(Record set):
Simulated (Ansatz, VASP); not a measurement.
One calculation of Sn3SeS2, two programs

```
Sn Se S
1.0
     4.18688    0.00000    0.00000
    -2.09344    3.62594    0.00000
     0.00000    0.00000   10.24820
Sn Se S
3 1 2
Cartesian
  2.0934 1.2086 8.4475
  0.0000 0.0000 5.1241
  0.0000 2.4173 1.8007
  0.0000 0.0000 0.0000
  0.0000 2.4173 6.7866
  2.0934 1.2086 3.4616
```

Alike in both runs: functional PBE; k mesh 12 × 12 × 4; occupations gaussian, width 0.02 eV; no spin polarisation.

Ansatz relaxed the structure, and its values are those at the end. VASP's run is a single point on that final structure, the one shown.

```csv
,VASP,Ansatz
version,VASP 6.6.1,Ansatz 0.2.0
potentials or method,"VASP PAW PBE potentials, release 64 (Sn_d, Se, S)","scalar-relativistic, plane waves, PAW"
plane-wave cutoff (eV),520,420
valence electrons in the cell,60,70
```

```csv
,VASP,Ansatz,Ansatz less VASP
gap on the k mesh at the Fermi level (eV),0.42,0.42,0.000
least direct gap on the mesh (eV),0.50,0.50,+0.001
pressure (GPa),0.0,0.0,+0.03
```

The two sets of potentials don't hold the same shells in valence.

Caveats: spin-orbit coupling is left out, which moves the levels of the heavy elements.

(Brief):
Start at the first line of the data above. Stop after the line containing "The two sets", reproducing each line exactly and adding nothing.

(Exercise response):
Simulated (Ansatz, VASP); not a measurement.
One calculation of Sn3SeS2, two programs

```
Sn Se S
1.0
     4.18688    0.00000    0.00000
    -2.09344    3.62594    0.00000
     0.00000    0.00000   10.24820
Sn Se S
3 1 2
Cartesian
  2.0934 1.2086 8.4475
  0.0000 0.0000 5.1241
  0.0000 2.4173 1.8007
  0.0000 0.0000 0.0000
  0.0000 2.4173 6.7866
  2.0934 1.2086 3.4616
```

Alike in both runs: functional PBE; k mesh 12 × 12 × 4; occupations gaussian, width 0.02 eV; no spin polarisation.

Ansatz relaxed the structure, and its values are those at the end. VASP's run is a single point on that final structure, the one shown.

```csv
,VASP,Ansatz
version,VASP 6.6.1,Ansatz 0.2.0
potentials or method,"VASP PAW PBE potentials, release 64 (Sn_d, Se, S)","scalar-relativistic, plane waves, PAW"
plane-wave cutoff (eV),520,420
valence electrons in the cell,60,70
```

```csv
,VASP,Ansatz,Ansatz less VASP
gap on the k mesh at the Fermi level (eV),0.42,0.42,0.000
least direct gap on the mesh (eV),0.50,0.50,+0.001
pressure (GPa),0.0,0.0,+0.03
```

The two sets of potentials don't hold the same shells in valence.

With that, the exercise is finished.